> _INFORMATION SHOWN_
>>

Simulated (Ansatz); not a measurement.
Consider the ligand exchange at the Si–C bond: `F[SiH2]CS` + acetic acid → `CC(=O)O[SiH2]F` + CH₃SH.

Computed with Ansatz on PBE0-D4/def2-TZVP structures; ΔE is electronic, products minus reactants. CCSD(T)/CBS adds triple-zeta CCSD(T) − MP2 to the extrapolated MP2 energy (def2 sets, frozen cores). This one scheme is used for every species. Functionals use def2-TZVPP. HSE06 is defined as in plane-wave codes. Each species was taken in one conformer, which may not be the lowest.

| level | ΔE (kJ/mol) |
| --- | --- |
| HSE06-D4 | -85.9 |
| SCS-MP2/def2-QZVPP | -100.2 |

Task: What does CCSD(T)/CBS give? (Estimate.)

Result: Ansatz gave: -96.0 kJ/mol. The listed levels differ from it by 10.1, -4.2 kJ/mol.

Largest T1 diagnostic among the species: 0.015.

<<

> _WORK REQUEST_
Please give back exactly the lines of the listing above that run from the one containing "SCS-MP2/def2-QZVPP | -100.2 |" through the one containing "Result: Ansatz gave: -96.0", and only those.

> _TASK OUTPUT_
| SCS-MP2/def2-QZVPP | -100.2 |

Task: What does CCSD(T)/CBS give? (Estimate.)

Result: Ansatz gave: -96.0 kJ/mol. The listed levels differ from it by 10.1, -4.2 kJ/mol.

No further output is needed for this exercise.